### Extracted data
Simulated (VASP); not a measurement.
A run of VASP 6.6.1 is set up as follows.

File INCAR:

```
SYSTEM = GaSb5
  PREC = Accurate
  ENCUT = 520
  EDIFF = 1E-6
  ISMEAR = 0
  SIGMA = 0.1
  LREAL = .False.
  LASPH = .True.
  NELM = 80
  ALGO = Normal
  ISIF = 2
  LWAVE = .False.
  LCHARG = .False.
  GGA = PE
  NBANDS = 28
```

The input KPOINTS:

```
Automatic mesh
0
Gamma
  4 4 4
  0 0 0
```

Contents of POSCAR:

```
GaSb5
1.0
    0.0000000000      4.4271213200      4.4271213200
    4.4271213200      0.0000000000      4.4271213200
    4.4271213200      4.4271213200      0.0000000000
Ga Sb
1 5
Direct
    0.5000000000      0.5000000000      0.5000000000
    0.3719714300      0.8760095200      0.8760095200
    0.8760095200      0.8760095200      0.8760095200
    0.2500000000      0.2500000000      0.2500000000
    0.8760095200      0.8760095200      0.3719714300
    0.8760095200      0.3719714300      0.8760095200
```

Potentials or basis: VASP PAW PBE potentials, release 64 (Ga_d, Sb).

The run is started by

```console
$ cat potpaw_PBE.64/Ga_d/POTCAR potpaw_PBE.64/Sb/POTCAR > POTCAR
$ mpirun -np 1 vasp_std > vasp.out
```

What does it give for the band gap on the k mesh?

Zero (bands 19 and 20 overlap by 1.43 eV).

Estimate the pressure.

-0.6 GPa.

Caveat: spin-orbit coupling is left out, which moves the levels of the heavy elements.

### Assigned task
Repeat the material word for word from its opening line up to and including the line containing "The run is started by".

### Problem solution
Simulated (VASP); not a measurement.
A run of VASP 6.6.1 is set up as follows.

File INCAR:

```
SYSTEM = GaSb5
  PREC = Accurate
  ENCUT = 520
  EDIFF = 1E-6
  ISMEAR = 0
  SIGMA = 0.1
  LREAL = .False.
  LASPH = .True.
  NELM = 80
  ALGO = Normal
  ISIF = 2
  LWAVE = .False.
  LCHARG = .False.
  GGA = PE
  NBANDS = 28
```

The input KPOINTS:

```
Automatic mesh
0
Gamma
  4 4 4
  0 0 0
```

Contents of POSCAR:

```
GaSb5
1.0
    0.0000000000      4.4271213200      4.4271213200
    4.4271213200      0.0000000000      4.4271213200
    4.4271213200      4.4271213200      0.0000000000
Ga Sb
1 5
Direct
    0.5000000000      0.5000000000      0.5000000000
    0.3719714300      0.8760095200      0.8760095200
    0.8760095200      0.8760095200      0.8760095200
    0.2500000000      0.2500000000      0.2500000000
    0.8760095200      0.8760095200      0.3719714300
    0.8760095200      0.3719714300      0.8760095200
```

Potentials or basis: VASP PAW PBE potentials, release 64 (Ga_d, Sb).

The run is started by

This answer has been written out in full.